+--

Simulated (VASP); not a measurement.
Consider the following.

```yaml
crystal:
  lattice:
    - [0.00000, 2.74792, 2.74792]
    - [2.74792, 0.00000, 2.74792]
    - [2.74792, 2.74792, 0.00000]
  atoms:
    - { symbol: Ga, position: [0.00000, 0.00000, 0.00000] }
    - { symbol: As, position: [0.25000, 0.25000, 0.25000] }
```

+--

# ASSIGNED TASK
Please write the full listing out again, exactly.

# EXERCISE SOLUTION
Simulated (VASP); not a measurement.
Consider the following.

```yaml
crystal:
  lattice:
    - [0.00000, 2.74792, 2.74792]
    - [2.74792, 0.00000, 2.74792]
    - [2.74792, 2.74792, 0.00000]
  atoms:
    - { symbol: Ga, position: [0.00000, 0.00000, 0.00000] }
    - { symbol: As, position: [0.25000, 0.25000, 0.25000] }
```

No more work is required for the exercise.